INFORMATION GIVEN: Begin
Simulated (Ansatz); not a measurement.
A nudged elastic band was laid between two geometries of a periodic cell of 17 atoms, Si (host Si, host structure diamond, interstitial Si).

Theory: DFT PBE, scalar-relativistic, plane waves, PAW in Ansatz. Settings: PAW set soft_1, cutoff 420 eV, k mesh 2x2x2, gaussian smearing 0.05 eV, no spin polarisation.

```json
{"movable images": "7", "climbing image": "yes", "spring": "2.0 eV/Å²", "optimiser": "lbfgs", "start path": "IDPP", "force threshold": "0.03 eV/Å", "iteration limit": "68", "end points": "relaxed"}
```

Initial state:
INFORMATION GIVEN: End

WORK TASK: Copy every record exactly as presented.

EXPECTED ANSWER:
Simulated (Ansatz); not a measurement.
A nudged elastic band was laid between two geometries of a periodic cell of 17 atoms, Si (host Si, host structure diamond, interstitial Si).

Theory: DFT PBE, scalar-relativistic, plane waves, PAW in Ansatz. Settings: PAW set soft_1, cutoff 420 eV, k mesh 2x2x2, gaussian smearing 0.05 eV, no spin polarisation.

```json
{"movable images": "7", "climbing image": "yes", "spring": "2.0 eV/Å²", "optimiser": "lbfgs", "start path": "IDPP", "force threshold": "0.03 eV/Å", "iteration limit": "68", "end points": "relaxed"}
```

Initial state:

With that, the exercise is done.